*** DATA SHOWN ***

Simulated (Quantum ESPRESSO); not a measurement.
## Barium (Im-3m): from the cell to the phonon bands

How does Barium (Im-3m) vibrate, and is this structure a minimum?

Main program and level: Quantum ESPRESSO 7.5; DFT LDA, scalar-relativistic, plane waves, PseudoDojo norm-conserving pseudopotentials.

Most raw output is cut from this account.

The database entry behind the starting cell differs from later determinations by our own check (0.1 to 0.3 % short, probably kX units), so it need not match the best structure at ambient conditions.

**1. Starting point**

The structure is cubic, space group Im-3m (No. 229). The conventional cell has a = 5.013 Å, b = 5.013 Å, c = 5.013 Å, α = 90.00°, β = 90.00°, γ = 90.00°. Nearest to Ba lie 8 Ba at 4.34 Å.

*** End of DATA SHOWN ***

● WORK REQUEST: Verbatim and in full, return the listing above.

● YOUR RESPONSE:
Simulated (Quantum ESPRESSO); not a measurement.
## Barium (Im-3m): from the cell to the phonon bands

How does Barium (Im-3m) vibrate, and is this structure a minimum?

Main program and level: Quantum ESPRESSO 7.5; DFT LDA, scalar-relativistic, plane waves, PseudoDojo norm-conserving pseudopotentials.

Most raw output is cut from this account.

The database entry behind the starting cell differs from later determinations by our own check (0.1 to 0.3 % short, probably kX units), so it need not match the best structure at ambient conditions.

**1. Starting point**

The structure is cubic, space group Im-3m (No. 229). The conventional cell has a = 5.013 Å, b = 5.013 Å, c = 5.013 Å, α = 90.00°, β = 90.00°, γ = 90.00°. Nearest to Ba lie 8 Ba at 4.34 Å.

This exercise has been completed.